[RECORDED DATA]
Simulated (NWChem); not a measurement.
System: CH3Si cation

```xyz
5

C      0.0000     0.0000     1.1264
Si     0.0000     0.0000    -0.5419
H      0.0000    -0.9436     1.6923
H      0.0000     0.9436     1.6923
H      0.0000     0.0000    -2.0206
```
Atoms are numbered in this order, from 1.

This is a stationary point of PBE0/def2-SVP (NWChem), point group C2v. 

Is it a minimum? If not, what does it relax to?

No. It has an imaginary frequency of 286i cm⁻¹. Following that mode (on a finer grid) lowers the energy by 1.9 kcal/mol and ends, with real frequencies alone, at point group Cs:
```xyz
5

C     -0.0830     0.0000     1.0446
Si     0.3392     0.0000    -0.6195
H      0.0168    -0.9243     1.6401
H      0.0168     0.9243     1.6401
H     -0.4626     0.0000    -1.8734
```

[WORK REQUEST] Print only the lines from the top of the data above down to the line holding "Atoms are numbered in this order, from 1.", inclusive.

[RESPONSE AREA]
Simulated (NWChem); not a measurement.
System: CH3Si cation

```xyz
5

C      0.0000     0.0000     1.1264
Si     0.0000     0.0000    -0.5419
H      0.0000    -0.9436     1.6923
H      0.0000     0.9436     1.6923
H      0.0000     0.0000    -2.0206
```
Atoms are numbered in this order, from 1.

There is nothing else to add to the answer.